Given records:
== Segment start ==

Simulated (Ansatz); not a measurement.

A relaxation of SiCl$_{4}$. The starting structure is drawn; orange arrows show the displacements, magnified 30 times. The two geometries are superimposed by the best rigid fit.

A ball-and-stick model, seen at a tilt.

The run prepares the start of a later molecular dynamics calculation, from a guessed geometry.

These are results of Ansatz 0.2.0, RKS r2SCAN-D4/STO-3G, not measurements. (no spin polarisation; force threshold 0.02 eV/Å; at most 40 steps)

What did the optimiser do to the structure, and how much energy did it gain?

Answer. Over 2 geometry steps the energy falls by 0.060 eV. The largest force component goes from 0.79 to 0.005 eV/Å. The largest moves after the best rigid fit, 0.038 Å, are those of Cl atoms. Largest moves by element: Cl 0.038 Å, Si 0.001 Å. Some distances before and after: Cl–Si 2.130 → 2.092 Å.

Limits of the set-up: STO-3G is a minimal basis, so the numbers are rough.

== Segment end ==

Retype exactly the span of lines from the one with "A ball-and-stick model, seen at a tilt." through the one with "The run prepares"; include both ends and omit the rest of the material.

A ball-and-stick model, seen at a tilt.

The run prepares the start of a later molecular dynamics calculation, from a guessed geometry.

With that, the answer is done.